▶ _Work instruction_
Leave no line out. Transcribe the whole listing exactly.

Data START

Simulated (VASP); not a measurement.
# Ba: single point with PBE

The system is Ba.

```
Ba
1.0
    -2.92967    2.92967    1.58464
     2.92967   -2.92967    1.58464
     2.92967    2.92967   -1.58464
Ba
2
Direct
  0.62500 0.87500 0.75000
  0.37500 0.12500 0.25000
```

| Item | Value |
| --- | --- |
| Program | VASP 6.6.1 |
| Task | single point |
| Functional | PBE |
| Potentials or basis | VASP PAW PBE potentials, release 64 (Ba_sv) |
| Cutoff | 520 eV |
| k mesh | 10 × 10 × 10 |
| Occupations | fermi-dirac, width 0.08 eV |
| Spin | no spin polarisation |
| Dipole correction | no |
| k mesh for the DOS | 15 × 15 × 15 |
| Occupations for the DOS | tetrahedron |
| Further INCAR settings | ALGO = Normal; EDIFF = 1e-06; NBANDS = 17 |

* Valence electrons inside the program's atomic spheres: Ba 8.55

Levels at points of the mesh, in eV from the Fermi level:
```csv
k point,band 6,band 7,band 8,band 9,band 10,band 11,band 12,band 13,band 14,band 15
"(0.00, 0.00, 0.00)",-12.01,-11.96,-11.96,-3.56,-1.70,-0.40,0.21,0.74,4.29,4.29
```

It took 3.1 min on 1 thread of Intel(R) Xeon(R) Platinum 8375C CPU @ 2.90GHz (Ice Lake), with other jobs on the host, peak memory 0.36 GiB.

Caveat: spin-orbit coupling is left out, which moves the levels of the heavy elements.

Data END

▶ _Task result_
Simulated (VASP); not a measurement.
# Ba: single point with PBE

The system is Ba.

```
Ba
1.0
    -2.92967    2.92967    1.58464
     2.92967   -2.92967    1.58464
     2.92967    2.92967   -1.58464
Ba
2
Direct
  0.62500 0.87500 0.75000
  0.37500 0.12500 0.25000
```

| Item | Value |
| --- | --- |
| Program | VASP 6.6.1 |
| Task | single point |
| Functional | PBE |
| Potentials or basis | VASP PAW PBE potentials, release 64 (Ba_sv) |
| Cutoff | 520 eV |
| k mesh | 10 × 10 × 10 |
| Occupations | fermi-dirac, width 0.08 eV |
| Spin | no spin polarisation |
| Dipole correction | no |
| k mesh for the DOS | 15 × 15 × 15 |
| Occupations for the DOS | tetrahedron |
| Further INCAR settings | ALGO = Normal; EDIFF = 1e-06; NBANDS = 17 |

* Valence electrons inside the program's atomic spheres: Ba 8.55

Levels at points of the mesh, in eV from the Fermi level:
```csv
k point,band 6,band 7,band 8,band 9,band 10,band 11,band 12,band 13,band 14,band 15
"(0.00, 0.00, 0.00)",-12.01,-11.96,-11.96,-3.56,-1.70,-0.40,0.21,0.74,4.29,4.29
```

It took 3.1 min on 1 thread of Intel(R) Xeon(R) Platinum 8375C CPU @ 2.90GHz (Ice Lake), with other jobs on the host, peak memory 0.36 GiB.

Caveat: spin-orbit coupling is left out, which moves the levels of the heavy elements.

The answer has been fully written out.